--- START ---

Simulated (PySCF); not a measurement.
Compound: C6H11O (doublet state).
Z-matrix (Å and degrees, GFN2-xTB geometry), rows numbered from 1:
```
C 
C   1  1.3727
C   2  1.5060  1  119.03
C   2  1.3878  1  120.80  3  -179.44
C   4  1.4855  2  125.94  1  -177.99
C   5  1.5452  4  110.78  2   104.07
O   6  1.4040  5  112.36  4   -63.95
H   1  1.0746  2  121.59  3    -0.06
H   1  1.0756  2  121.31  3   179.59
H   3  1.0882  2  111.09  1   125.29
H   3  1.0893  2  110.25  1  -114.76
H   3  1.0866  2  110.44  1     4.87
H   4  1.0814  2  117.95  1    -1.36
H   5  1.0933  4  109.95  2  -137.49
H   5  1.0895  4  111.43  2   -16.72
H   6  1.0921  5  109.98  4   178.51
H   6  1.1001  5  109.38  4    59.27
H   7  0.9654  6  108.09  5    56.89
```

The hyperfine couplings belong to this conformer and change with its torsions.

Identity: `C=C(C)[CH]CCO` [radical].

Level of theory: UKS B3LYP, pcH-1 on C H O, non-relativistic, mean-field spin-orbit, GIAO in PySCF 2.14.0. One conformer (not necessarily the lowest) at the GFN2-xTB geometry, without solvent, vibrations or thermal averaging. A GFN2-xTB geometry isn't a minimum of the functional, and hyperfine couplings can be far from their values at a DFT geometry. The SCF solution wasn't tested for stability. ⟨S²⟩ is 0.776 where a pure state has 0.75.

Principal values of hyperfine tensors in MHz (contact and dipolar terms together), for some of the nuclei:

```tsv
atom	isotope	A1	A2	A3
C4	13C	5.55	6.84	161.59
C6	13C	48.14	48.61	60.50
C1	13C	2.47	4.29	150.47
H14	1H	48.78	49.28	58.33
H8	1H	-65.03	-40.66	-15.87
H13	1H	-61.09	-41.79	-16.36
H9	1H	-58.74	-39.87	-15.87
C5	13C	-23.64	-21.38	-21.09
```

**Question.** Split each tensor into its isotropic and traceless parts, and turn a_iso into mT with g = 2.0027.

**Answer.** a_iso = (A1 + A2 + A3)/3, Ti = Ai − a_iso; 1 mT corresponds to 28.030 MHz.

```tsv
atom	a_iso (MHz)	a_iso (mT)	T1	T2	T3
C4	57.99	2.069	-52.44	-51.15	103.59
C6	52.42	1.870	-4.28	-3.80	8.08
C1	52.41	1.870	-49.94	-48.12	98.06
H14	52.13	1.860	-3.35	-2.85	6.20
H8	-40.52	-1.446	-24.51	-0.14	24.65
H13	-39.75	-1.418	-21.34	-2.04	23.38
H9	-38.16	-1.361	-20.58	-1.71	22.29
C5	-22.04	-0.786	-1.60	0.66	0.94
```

--- END ---

From the listing above, output exactly the run of lines that starts with the line containing "Level of theory: UKS" and ends with the line containing "g = 2.0027.".

▶ TASK OUTPUT
Level of theory: UKS B3LYP, pcH-1 on C H O, non-relativistic, mean-field spin-orbit, GIAO in PySCF 2.14.0. One conformer (not necessarily the lowest) at the GFN2-xTB geometry, without solvent, vibrations or thermal averaging. A GFN2-xTB geometry isn't a minimum of the functional, and hyperfine couplings can be far from their values at a DFT geometry. The SCF solution wasn't tested for stability. ⟨S²⟩ is 0.776 where a pure state has 0.75.

Principal values of hyperfine tensors in MHz (contact and dipolar terms together), for some of the nuclei:

```tsv
atom	isotope	A1	A2	A3
C4	13C	5.55	6.84	161.59
C6	13C	48.14	48.61	60.50
C1	13C	2.47	4.29	150.47
H14	1H	48.78	49.28	58.33
H8	1H	-65.03	-40.66	-15.87
H13	1H	-61.09	-41.79	-16.36
H9	1H	-58.74	-39.87	-15.87
C5	13C	-23.64	-21.38	-21.09
```

**Question.** Split each tensor into its isotropic and traceless parts, and turn a_iso into mT with g = 2.0027.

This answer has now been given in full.